TASK ITEM
Starting with the first line of the data that follows, transcribe every line verbatim until the line containing "1.80 | 310 |" has been transcribed.

DATA EXTRACTS
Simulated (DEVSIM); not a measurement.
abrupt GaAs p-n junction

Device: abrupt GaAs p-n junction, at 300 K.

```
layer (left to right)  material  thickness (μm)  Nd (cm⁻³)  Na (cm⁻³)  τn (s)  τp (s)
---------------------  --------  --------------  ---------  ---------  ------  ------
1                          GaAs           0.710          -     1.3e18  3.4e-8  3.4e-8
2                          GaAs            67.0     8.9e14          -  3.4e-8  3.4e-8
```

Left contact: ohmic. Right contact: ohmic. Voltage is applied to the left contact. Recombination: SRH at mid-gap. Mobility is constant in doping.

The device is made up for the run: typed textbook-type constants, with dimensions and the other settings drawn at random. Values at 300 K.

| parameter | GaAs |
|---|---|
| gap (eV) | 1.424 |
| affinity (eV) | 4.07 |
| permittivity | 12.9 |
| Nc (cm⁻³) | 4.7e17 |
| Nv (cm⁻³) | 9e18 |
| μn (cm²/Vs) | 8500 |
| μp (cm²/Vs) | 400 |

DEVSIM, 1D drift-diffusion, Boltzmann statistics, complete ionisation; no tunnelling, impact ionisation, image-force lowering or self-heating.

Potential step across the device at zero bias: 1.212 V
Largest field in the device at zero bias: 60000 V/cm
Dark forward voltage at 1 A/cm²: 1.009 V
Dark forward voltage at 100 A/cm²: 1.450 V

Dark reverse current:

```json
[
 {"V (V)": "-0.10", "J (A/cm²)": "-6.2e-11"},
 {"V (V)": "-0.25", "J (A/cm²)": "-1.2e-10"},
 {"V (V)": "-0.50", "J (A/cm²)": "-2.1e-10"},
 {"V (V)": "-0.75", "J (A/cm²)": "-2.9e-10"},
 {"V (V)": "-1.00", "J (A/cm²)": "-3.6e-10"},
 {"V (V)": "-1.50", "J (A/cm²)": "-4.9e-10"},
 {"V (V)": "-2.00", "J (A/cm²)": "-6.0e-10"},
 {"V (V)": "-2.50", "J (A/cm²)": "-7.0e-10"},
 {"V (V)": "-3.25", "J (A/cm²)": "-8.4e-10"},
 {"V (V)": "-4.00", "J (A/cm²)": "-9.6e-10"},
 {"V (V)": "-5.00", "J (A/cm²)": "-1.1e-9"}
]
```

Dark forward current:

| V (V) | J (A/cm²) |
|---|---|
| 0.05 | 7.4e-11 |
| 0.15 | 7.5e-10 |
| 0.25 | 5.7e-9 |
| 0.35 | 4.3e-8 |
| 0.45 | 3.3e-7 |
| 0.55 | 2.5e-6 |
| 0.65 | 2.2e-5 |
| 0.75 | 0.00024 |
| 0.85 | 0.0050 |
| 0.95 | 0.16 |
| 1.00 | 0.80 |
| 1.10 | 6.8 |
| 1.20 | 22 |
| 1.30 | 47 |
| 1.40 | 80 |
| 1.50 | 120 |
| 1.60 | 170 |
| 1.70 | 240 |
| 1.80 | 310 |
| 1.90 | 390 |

TASK ANSWER
Simulated (DEVSIM); not a measurement.
abrupt GaAs p-n junction

Device: abrupt GaAs p-n junction, at 300 K.

```
layer (left to right)  material  thickness (μm)  Nd (cm⁻³)  Na (cm⁻³)  τn (s)  τp (s)
---------------------  --------  --------------  ---------  ---------  ------  ------
1                          GaAs           0.710          -     1.3e18  3.4e-8  3.4e-8
2                          GaAs            67.0     8.9e14          -  3.4e-8  3.4e-8
```

Left contact: ohmic. Right contact: ohmic. Voltage is applied to the left contact. Recombination: SRH at mid-gap. Mobility is constant in doping.

The device is made up for the run: typed textbook-type constants, with dimensions and the other settings drawn at random. Values at 300 K.

| parameter | GaAs |
|---|---|
| gap (eV) | 1.424 |
| affinity (eV) | 4.07 |
| permittivity | 12.9 |
| Nc (cm⁻³) | 4.7e17 |
| Nv (cm⁻³) | 9e18 |
| μn (cm²/Vs) | 8500 |
| μp (cm²/Vs) | 400 |

DEVSIM, 1D drift-diffusion, Boltzmann statistics, complete ionisation; no tunnelling, impact ionisation, image-force lowering or self-heating.

Potential step across the device at zero bias: 1.212 V
Largest field in the device at zero bias: 60000 V/cm
Dark forward voltage at 1 A/cm²: 1.009 V
Dark forward voltage at 100 A/cm²: 1.450 V

Dark reverse current:

```json
[
 {"V (V)": "-0.10", "J (A/cm²)": "-6.2e-11"},
 {"V (V)": "-0.25", "J (A/cm²)": "-1.2e-10"},
 {"V (V)": "-0.50", "J (A/cm²)": "-2.1e-10"},
 {"V (V)": "-0.75", "J (A/cm²)": "-2.9e-10"},
 {"V (V)": "-1.00", "J (A/cm²)": "-3.6e-10"},
 {"V (V)": "-1.50", "J (A/cm²)": "-4.9e-10"},
 {"V (V)": "-2.00", "J (A/cm²)": "-6.0e-10"},
 {"V (V)": "-2.50", "J (A/cm²)": "-7.0e-10"},
 {"V (V)": "-3.25", "J (A/cm²)": "-8.4e-10"},
 {"V (V)": "-4.00", "J (A/cm²)": "-9.6e-10"},
 {"V (V)": "-5.00", "J (A/cm²)": "-1.1e-9"}
]
```

Dark forward current:

| V (V) | J (A/cm²) |
|---|---|
| 0.05 | 7.4e-11 |
| 0.15 | 7.5e-10 |
| 0.25 | 5.7e-9 |
| 0.35 | 4.3e-8 |
| 0.45 | 3.3e-7 |
| 0.55 | 2.5e-6 |
| 0.65 | 2.2e-5 |
| 0.75 | 0.00024 |
| 0.85 | 0.0050 |
| 0.95 | 0.16 |
| 1.00 | 0.80 |
| 1.10 | 6.8 |
| 1.20 | 22 |
| 1.30 | 47 |
| 1.40 | 80 |
| 1.50 | 120 |
| 1.60 | 170 |
| 1.70 | 240 |
| 1.80 | 310 |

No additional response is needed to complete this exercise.